### ASSIGNMENT
In full and without deviation, reproduce the records that follow.

### RECORD SET
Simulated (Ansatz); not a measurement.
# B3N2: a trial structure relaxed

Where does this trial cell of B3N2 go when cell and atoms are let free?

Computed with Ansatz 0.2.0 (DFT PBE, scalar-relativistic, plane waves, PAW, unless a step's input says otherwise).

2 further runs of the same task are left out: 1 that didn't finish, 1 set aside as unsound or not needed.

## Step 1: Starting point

### RESPONSE
Simulated (Ansatz); not a measurement.
# B3N2: a trial structure relaxed

Where does this trial cell of B3N2 go when cell and atoms are let free?

Computed with Ansatz 0.2.0 (DFT PBE, scalar-relativistic, plane waves, PAW, unless a step's input says otherwise).

2 further runs of the same task are left out: 1 that didn't finish, 1 set aside as unsound or not needed.

## Step 1: Starting point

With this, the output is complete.